• REQUIREMENT:
Within the material below, transcribe exactly the lines from the one holding "1.9 | +0.04 |" through the one holding "0.018 | +0.0010 |", keeping both ends and skipping the rest.

• INPUT DATA:
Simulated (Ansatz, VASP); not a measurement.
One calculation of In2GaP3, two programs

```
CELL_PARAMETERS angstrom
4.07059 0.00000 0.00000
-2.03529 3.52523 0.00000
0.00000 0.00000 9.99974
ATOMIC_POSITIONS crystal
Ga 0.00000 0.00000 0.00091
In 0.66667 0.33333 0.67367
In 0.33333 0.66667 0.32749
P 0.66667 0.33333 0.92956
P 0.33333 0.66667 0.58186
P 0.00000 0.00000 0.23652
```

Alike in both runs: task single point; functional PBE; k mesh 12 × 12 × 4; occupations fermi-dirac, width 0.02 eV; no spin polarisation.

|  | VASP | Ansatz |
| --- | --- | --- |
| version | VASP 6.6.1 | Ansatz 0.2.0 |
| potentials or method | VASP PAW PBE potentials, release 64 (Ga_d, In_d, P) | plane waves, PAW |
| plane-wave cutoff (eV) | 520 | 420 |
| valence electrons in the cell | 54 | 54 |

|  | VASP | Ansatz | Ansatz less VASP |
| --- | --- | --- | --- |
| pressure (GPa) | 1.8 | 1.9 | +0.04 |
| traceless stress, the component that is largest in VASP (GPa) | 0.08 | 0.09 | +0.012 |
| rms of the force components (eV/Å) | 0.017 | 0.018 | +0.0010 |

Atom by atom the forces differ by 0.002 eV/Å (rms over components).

• WRITTEN REPLY:
| pressure (GPa) | 1.8 | 1.9 | +0.04 |
| traceless stress, the component that is largest in VASP (GPa) | 0.08 | 0.09 | +0.012 |
| rms of the force components (eV/Å) | 0.017 | 0.018 | +0.0010 |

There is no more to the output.